> TASK ITEM:
Every entry that follows should be output again, word for word.

> DATASET EXTRACT:
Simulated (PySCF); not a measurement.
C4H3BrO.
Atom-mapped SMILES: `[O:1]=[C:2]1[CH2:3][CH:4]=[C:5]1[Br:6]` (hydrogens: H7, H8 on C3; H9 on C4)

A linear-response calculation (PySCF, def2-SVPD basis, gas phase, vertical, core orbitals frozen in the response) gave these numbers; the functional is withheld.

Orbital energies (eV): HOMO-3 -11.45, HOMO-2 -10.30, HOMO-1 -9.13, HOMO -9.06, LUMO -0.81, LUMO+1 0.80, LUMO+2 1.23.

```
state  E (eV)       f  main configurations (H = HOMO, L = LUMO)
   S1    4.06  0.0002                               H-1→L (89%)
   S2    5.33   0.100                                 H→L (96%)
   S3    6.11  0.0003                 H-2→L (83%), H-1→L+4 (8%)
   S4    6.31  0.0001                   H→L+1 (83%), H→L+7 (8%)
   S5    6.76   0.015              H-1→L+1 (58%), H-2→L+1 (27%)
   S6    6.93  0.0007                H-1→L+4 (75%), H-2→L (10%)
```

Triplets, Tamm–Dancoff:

> ANSWER SECTION:
Simulated (PySCF); not a measurement.
C4H3BrO.
Atom-mapped SMILES: `[O:1]=[C:2]1[CH2:3][CH:4]=[C:5]1[Br:6]` (hydrogens: H7, H8 on C3; H9 on C4)

A linear-response calculation (PySCF, def2-SVPD basis, gas phase, vertical, core orbitals frozen in the response) gave these numbers; the functional is withheld.

Orbital energies (eV): HOMO-3 -11.45, HOMO-2 -10.30, HOMO-1 -9.13, HOMO -9.06, LUMO -0.81, LUMO+1 0.80, LUMO+2 1.23.

```
state  E (eV)       f  main configurations (H = HOMO, L = LUMO)
   S1    4.06  0.0002                               H-1→L (89%)
   S2    5.33   0.100                                 H→L (96%)
   S3    6.11  0.0003                 H-2→L (83%), H-1→L+4 (8%)
   S4    6.31  0.0001                   H→L+1 (83%), H→L+7 (8%)
   S5    6.76   0.015              H-1→L+1 (58%), H-2→L+1 (27%)
   S6    6.93  0.0007                H-1→L+4 (75%), H-2→L (10%)
```

Triplets, Tamm–Dancoff:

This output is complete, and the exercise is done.